RECORDS PROVIDED:
= Beginning of Section =
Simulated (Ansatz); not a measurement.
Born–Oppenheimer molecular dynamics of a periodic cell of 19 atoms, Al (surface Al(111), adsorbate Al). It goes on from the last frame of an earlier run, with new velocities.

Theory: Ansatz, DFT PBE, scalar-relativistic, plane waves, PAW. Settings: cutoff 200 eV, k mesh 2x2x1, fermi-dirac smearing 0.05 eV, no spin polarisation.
= End of Section =

Please give back the entries above, unchanged and complete.

Simulated (Ansatz); not a measurement.
Born–Oppenheimer molecular dynamics of a periodic cell of 19 atoms, Al (surface Al(111), adsorbate Al). It goes on from the last frame of an earlier run, with new velocities.

Theory: Ansatz, DFT PBE, scalar-relativistic, plane waves, PAW. Settings: cutoff 200 eV, k mesh 2x2x1, fermi-dirac smearing 0.05 eV, no spin polarisation.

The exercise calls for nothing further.